:: Action item ::
Please repeat the records below exactly, from the first line through the line containing "Temperature and zero-point", and nothing more.

****
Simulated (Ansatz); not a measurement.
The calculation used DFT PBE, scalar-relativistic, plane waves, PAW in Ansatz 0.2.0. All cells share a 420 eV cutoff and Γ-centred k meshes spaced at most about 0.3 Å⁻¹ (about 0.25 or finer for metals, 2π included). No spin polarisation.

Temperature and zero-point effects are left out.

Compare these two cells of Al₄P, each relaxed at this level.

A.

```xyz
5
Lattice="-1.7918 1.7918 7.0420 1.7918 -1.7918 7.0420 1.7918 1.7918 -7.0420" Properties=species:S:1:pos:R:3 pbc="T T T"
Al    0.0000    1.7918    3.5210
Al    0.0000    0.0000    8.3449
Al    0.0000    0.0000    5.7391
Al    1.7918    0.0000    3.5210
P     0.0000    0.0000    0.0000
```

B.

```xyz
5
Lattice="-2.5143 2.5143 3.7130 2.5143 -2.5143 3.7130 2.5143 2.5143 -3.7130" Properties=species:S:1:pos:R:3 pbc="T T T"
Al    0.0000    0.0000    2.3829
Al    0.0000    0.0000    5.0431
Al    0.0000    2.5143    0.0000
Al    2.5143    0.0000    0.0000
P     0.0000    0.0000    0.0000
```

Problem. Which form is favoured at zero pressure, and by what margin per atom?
****

:: Your response ::
Simulated (Ansatz); not a measurement.
The calculation used DFT PBE, scalar-relativistic, plane waves, PAW in Ansatz 0.2.0. All cells share a 420 eV cutoff and Γ-centred k meshes spaced at most about 0.3 Å⁻¹ (about 0.25 or finer for metals, 2π included). No spin polarisation.

Temperature and zero-point effects are left out.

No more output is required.